- **INFORMATION SHOWN**:
_ _ _ _ _ _ _
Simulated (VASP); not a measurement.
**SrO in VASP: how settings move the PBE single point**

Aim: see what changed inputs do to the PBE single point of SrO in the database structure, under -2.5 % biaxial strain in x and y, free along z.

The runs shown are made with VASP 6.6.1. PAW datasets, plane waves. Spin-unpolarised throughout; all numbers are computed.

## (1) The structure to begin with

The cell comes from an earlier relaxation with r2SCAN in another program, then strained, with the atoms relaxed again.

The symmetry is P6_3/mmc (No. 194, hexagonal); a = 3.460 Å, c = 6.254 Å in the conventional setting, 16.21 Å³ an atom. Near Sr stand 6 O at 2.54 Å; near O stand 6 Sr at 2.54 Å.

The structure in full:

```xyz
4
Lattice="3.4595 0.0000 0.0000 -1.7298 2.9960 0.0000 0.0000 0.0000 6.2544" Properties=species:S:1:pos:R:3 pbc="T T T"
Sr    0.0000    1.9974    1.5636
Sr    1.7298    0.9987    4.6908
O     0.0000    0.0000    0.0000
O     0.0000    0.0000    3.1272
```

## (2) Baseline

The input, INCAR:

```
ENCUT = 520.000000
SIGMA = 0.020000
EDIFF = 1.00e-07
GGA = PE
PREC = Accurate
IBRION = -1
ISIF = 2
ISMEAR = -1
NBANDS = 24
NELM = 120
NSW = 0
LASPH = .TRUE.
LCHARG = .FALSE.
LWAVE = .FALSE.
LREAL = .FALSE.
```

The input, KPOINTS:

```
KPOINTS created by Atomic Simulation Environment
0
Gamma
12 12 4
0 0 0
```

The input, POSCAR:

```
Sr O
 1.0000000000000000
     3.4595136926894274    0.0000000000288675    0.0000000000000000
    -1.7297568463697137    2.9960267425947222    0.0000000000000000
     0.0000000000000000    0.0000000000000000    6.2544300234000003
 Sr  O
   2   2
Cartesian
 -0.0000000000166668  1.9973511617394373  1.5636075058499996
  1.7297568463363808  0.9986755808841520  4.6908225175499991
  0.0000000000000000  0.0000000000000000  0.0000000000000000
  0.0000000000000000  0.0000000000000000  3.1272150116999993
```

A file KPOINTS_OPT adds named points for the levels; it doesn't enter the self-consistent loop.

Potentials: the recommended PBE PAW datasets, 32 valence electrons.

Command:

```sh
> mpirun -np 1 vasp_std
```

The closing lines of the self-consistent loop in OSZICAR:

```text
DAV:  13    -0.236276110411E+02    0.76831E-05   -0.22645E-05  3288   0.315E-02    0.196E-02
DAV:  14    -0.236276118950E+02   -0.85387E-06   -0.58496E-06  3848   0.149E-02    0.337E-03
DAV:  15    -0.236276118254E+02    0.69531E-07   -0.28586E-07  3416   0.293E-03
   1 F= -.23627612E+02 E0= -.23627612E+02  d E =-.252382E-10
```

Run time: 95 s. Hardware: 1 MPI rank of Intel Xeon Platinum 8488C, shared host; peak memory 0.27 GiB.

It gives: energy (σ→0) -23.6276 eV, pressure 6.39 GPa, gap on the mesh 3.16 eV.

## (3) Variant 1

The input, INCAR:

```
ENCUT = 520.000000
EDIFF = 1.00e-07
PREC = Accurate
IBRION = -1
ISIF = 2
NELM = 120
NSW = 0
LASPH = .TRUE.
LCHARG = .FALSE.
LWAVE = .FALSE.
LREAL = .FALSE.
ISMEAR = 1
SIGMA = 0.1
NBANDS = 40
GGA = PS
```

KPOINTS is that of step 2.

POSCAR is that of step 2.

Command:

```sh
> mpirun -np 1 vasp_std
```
_ _ _ _ _ _ _

- **EXERCISE**:
Repeat the entries verbatim through the line with "## (1) The structure to begin with".

- **EXERCISE OUTPUT**:
Simulated (VASP); not a measurement.
**SrO in VASP: how settings move the PBE single point**

Aim: see what changed inputs do to the PBE single point of SrO in the database structure, under -2.5 % biaxial strain in x and y, free along z.

The runs shown are made with VASP 6.6.1. PAW datasets, plane waves. Spin-unpolarised throughout; all numbers are computed.

## (1) The structure to begin with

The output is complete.